***** EXTRACTED INFORMATION
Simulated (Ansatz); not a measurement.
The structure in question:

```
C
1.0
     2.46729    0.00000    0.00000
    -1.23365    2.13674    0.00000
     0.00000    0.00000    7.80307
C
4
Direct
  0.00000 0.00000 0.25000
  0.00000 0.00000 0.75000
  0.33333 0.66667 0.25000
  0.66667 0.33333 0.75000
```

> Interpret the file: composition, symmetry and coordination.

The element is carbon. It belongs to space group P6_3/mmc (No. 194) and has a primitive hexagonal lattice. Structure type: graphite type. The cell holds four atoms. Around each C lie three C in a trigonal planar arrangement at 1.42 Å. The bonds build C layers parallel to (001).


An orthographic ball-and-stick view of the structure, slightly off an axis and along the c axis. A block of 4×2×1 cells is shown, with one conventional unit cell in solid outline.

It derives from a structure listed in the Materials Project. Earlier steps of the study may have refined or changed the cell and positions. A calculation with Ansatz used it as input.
**********

▸ WORK INSTRUCTION:
Repeat word for word every line from the start of the entries to the line holding "An orthographic ball-and-stick", inclusive, and nothing else.

▸ TASK OUTPUT:
Simulated (Ansatz); not a measurement.
The structure in question:

```
C
1.0
     2.46729    0.00000    0.00000
    -1.23365    2.13674    0.00000
     0.00000    0.00000    7.80307
C
4
Direct
  0.00000 0.00000 0.25000
  0.00000 0.00000 0.75000
  0.33333 0.66667 0.25000
  0.66667 0.33333 0.75000
```

> Interpret the file: composition, symmetry and coordination.

The element is carbon. It belongs to space group P6_3/mmc (No. 194) and has a primitive hexagonal lattice. Structure type: graphite type. The cell holds four atoms. Around each C lie three C in a trigonal planar arrangement at 1.42 Å. The bonds build C layers parallel to (001).


An orthographic ball-and-stick view of the structure, slightly off an axis and along the c axis. A block of 4×2×1 cells is shown, with one conventional unit cell in solid outline.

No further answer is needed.